**Available data:**
####################

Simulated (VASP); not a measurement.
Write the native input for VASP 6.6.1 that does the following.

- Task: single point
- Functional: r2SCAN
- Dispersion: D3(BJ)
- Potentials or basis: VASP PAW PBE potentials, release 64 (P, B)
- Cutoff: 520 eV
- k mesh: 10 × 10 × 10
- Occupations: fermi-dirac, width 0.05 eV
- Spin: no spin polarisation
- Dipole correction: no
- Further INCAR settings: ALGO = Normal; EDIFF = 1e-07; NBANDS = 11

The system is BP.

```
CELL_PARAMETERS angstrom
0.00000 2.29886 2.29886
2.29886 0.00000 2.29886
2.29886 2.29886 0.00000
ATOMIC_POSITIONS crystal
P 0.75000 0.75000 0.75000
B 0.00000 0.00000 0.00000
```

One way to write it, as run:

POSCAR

####################

**Work order:** Give back exactly the lines of the listing, starting with the first and ending with the one bearing "- Occupations: fermi-dirac, width 0.05 eV". Add no other lines.

**Expected answer:**
Simulated (VASP); not a measurement.
Write the native input for VASP 6.6.1 that does the following.

- Task: single point
- Functional: r2SCAN
- Dispersion: D3(BJ)
- Potentials or basis: VASP PAW PBE potentials, release 64 (P, B)
- Cutoff: 520 eV
- k mesh: 10 × 10 × 10
- Occupations: fermi-dirac, width 0.05 eV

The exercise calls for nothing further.